Excerpted records:
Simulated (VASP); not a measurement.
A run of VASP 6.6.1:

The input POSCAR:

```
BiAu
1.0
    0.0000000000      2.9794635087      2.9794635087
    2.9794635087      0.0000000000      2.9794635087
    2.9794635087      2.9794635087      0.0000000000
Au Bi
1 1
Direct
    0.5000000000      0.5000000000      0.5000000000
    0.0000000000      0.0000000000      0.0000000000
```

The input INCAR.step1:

Brief: Every entry above must be copied exactly.

Task result:
Simulated (VASP); not a measurement.
A run of VASP 6.6.1:

The input POSCAR:

```
BiAu
1.0
    0.0000000000      2.9794635087      2.9794635087
    2.9794635087      0.0000000000      2.9794635087
    2.9794635087      2.9794635087      0.0000000000
Au Bi
1 1
Direct
    0.5000000000      0.5000000000      0.5000000000
    0.0000000000      0.0000000000      0.0000000000
```

The input INCAR.step1:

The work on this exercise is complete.